* **Work item**
Every line of the entries below from the one containing "Level of theory: B3LYP/def2-TZVP" to the one containing "Map of the electrostatic", both ends included, must be written out exactly. No other line belongs in the answer.

-------------------------
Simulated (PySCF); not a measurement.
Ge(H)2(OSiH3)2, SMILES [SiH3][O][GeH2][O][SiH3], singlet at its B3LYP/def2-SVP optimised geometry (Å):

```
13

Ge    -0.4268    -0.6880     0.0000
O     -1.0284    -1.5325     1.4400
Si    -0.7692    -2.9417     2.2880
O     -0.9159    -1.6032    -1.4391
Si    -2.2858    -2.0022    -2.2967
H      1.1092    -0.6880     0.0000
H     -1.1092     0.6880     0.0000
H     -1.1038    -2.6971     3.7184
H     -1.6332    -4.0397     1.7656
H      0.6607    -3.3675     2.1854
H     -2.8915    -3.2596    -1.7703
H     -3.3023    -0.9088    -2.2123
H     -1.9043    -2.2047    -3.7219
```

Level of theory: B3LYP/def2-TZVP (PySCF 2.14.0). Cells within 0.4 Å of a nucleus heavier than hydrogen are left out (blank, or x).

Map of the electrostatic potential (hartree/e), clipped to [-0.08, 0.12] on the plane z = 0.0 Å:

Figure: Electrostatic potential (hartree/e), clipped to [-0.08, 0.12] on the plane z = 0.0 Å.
-------------------------

* **Expected answer**
Level of theory: B3LYP/def2-TZVP (PySCF 2.14.0). Cells within 0.4 Å of a nucleus heavier than hydrogen are left out (blank, or x).

Map of the electrostatic potential (hartree/e), clipped to [-0.08, 0.12] on the plane z = 0.0 Å:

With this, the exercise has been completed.